▶ [Activity] Below are some records; return each one exactly as written.

___ Data under study

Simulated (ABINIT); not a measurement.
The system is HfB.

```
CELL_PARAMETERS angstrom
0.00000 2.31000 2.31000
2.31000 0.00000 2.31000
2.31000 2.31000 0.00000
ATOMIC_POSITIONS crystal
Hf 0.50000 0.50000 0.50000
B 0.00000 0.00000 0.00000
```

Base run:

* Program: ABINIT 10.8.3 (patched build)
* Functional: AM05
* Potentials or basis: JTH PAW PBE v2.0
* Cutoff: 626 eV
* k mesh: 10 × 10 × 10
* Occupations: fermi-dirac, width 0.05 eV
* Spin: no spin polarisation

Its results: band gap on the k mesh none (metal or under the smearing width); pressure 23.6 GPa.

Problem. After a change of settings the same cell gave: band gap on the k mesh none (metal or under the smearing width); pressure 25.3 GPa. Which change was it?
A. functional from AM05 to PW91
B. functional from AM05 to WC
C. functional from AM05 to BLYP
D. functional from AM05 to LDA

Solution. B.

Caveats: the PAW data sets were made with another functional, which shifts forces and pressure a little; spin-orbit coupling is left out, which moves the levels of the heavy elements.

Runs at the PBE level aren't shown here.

______

▶ [Written answer]
Simulated (ABINIT); not a measurement.
The system is HfB.

```
CELL_PARAMETERS angstrom
0.00000 2.31000 2.31000
2.31000 0.00000 2.31000
2.31000 2.31000 0.00000
ATOMIC_POSITIONS crystal
Hf 0.50000 0.50000 0.50000
B 0.00000 0.00000 0.00000
```

Base run:

* Program: ABINIT 10.8.3 (patched build)
* Functional: AM05
* Potentials or basis: JTH PAW PBE v2.0
* Cutoff: 626 eV
* k mesh: 10 × 10 × 10
* Occupations: fermi-dirac, width 0.05 eV
* Spin: no spin polarisation

Its results: band gap on the k mesh none (metal or under the smearing width); pressure 23.6 GPa.

Problem. After a change of settings the same cell gave: band gap on the k mesh none (metal or under the smearing width); pressure 25.3 GPa. Which change was it?
A. functional from AM05 to PW91
B. functional from AM05 to WC
C. functional from AM05 to BLYP
D. functional from AM05 to LDA

Solution. B.

Caveats: the PAW data sets were made with another functional, which shifts forces and pressure a little; spin-orbit coupling is left out, which moves the levels of the heavy elements.

Runs at the PBE level aren't shown here.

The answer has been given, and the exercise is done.